Repeat verbatim only the lines from the opening of the material below through the one that contains "Task: How long".

· · · · ·

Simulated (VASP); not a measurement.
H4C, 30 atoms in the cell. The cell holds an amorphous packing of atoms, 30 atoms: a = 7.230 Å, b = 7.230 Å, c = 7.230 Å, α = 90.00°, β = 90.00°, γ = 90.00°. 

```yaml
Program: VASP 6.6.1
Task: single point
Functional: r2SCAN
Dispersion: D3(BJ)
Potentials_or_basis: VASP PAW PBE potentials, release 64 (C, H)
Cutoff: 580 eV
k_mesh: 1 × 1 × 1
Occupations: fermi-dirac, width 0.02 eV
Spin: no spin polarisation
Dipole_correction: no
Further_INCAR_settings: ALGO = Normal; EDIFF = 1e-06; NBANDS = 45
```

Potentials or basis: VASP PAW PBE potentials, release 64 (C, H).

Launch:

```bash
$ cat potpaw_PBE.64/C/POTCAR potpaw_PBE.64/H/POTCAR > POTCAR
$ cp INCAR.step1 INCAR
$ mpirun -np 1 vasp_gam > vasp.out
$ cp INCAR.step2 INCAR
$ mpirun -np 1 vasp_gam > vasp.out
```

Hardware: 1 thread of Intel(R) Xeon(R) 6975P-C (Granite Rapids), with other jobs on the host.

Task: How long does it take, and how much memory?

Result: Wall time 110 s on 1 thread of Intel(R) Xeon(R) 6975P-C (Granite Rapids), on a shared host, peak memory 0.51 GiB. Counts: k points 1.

· · · · ·

» **Exercise solution**:
Simulated (VASP); not a measurement.
H4C, 30 atoms in the cell. The cell holds an amorphous packing of atoms, 30 atoms: a = 7.230 Å, b = 7.230 Å, c = 7.230 Å, α = 90.00°, β = 90.00°, γ = 90.00°. 

```yaml
Program: VASP 6.6.1
Task: single point
Functional: r2SCAN
Dispersion: D3(BJ)
Potentials_or_basis: VASP PAW PBE potentials, release 64 (C, H)
Cutoff: 580 eV
k_mesh: 1 × 1 × 1
Occupations: fermi-dirac, width 0.02 eV
Spin: no spin polarisation
Dipole_correction: no
Further_INCAR_settings: ALGO = Normal; EDIFF = 1e-06; NBANDS = 45
```

Potentials or basis: VASP PAW PBE potentials, release 64 (C, H).

Launch:

```bash
$ cat potpaw_PBE.64/C/POTCAR potpaw_PBE.64/H/POTCAR > POTCAR
$ cp INCAR.step1 INCAR
$ mpirun -np 1 vasp_gam > vasp.out
$ cp INCAR.step2 INCAR
$ mpirun -np 1 vasp_gam > vasp.out
```

Hardware: 1 thread of Intel(R) Xeon(R) 6975P-C (Granite Rapids), with other jobs on the host.

Task: How long does it take, and how much memory?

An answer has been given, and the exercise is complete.